--- START ---

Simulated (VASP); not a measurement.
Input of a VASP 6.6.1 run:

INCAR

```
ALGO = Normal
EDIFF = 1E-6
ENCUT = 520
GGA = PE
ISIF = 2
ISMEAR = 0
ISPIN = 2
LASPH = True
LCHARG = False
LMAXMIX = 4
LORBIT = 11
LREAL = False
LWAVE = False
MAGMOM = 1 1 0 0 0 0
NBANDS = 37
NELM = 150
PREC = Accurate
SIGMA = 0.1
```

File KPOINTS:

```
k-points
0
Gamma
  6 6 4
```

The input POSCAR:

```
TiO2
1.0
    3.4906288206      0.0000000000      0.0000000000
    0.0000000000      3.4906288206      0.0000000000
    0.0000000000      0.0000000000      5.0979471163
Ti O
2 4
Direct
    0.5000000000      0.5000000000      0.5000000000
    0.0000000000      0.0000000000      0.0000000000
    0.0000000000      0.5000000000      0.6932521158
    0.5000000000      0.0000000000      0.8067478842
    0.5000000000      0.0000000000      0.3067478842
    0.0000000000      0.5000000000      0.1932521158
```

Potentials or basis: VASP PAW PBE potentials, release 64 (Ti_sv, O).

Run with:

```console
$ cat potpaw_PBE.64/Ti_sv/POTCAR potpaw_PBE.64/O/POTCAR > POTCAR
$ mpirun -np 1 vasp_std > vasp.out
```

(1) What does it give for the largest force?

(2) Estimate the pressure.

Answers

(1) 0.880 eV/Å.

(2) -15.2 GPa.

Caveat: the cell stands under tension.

--- END ---

Work instruction:
Your job is to print exactly the lines that run from the top of the entries through the line with "(2) -15.2 GPa.", and no others.

Your response:
Simulated (VASP); not a measurement.
Input of a VASP 6.6.1 run:

INCAR

```
ALGO = Normal
EDIFF = 1E-6
ENCUT = 520
GGA = PE
ISIF = 2
ISMEAR = 0
ISPIN = 2
LASPH = True
LCHARG = False
LMAXMIX = 4
LORBIT = 11
LREAL = False
LWAVE = False
MAGMOM = 1 1 0 0 0 0
NBANDS = 37
NELM = 150
PREC = Accurate
SIGMA = 0.1
```

File KPOINTS:

```
k-points
0
Gamma
  6 6 4
```

The input POSCAR:

```
TiO2
1.0
    3.4906288206      0.0000000000      0.0000000000
    0.0000000000      3.4906288206      0.0000000000
    0.0000000000      0.0000000000      5.0979471163
Ti O
2 4
Direct
    0.5000000000      0.5000000000      0.5000000000
    0.0000000000      0.0000000000      0.0000000000
    0.0000000000      0.5000000000      0.6932521158
    0.5000000000      0.0000000000      0.8067478842
    0.5000000000      0.0000000000      0.3067478842
    0.0000000000      0.5000000000      0.1932521158
```

Potentials or basis: VASP PAW PBE potentials, release 64 (Ti_sv, O).

Run with:

```console
$ cat potpaw_PBE.64/Ti_sv/POTCAR potpaw_PBE.64/O/POTCAR > POTCAR
$ mpirun -np 1 vasp_std > vasp.out
```

(1) What does it give for the largest force?

(2) Estimate the pressure.

Answers

(1) 0.880 eV/Å.

(2) -15.2 GPa.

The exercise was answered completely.